▼▼▼

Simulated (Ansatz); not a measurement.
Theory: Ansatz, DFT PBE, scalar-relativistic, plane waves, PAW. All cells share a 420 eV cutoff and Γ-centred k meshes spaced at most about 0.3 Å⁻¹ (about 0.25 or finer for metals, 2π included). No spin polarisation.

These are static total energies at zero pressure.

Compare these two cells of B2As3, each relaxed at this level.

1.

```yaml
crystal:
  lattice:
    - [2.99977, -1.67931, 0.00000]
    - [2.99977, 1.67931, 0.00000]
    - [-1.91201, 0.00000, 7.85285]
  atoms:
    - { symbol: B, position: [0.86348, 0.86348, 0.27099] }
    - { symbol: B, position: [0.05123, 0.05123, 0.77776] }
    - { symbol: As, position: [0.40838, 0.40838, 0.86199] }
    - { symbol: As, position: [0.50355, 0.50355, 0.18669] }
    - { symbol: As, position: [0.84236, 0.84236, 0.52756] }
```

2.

▲▲▲

Faithfully write out the entire listing, line by line.

## [TASK RESPONSE]
Simulated (Ansatz); not a measurement.
Theory: Ansatz, DFT PBE, scalar-relativistic, plane waves, PAW. All cells share a 420 eV cutoff and Γ-centred k meshes spaced at most about 0.3 Å⁻¹ (about 0.25 or finer for metals, 2π included). No spin polarisation.

These are static total energies at zero pressure.

Compare these two cells of B2As3, each relaxed at this level.

1.

```yaml
crystal:
  lattice:
    - [2.99977, -1.67931, 0.00000]
    - [2.99977, 1.67931, 0.00000]
    - [-1.91201, 0.00000, 7.85285]
  atoms:
    - { symbol: B, position: [0.86348, 0.86348, 0.27099] }
    - { symbol: B, position: [0.05123, 0.05123, 0.77776] }
    - { symbol: As, position: [0.40838, 0.40838, 0.86199] }
    - { symbol: As, position: [0.50355, 0.50355, 0.18669] }
    - { symbol: As, position: [0.84236, 0.84236, 0.52756] }
```

2.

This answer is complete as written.